Would you write out, word for word, each line of the records below from the top through the one holding "Q: Give the nuclear"?

────────────────────

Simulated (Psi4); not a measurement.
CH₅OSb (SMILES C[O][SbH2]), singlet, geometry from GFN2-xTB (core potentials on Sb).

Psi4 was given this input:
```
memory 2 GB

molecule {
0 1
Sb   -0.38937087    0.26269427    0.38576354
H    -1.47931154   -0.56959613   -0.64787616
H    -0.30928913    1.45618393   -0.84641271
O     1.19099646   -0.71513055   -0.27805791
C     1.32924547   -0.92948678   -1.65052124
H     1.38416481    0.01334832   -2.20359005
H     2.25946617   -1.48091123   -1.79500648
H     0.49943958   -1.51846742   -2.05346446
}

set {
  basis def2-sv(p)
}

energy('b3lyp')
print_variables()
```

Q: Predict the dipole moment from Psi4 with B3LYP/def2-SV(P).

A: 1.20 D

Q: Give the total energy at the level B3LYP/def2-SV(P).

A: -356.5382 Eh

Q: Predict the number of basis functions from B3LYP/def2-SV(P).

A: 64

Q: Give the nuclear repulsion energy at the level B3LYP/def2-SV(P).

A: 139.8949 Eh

────────────────────

Expected answer ▸
Simulated (Psi4); not a measurement.
CH₅OSb (SMILES C[O][SbH2]), singlet, geometry from GFN2-xTB (core potentials on Sb).

Psi4 was given this input:
```
memory 2 GB

molecule {
0 1
Sb   -0.38937087    0.26269427    0.38576354
H    -1.47931154   -0.56959613   -0.64787616
H    -0.30928913    1.45618393   -0.84641271
O     1.19099646   -0.71513055   -0.27805791
C     1.32924547   -0.92948678   -1.65052124
H     1.38416481    0.01334832   -2.20359005
H     2.25946617   -1.48091123   -1.79500648
H     0.49943958   -1.51846742   -2.05346446
}

set {
  basis def2-sv(p)
}

energy('b3lyp')
print_variables()
```

Q: Predict the dipole moment from Psi4 with B3LYP/def2-SV(P).

A: 1.20 D

Q: Give the total energy at the level B3LYP/def2-SV(P).

A: -356.5382 Eh

Q: Predict the number of basis functions from B3LYP/def2-SV(P).

A: 64

Q: Give the nuclear repulsion energy at the level B3LYP/def2-SV(P).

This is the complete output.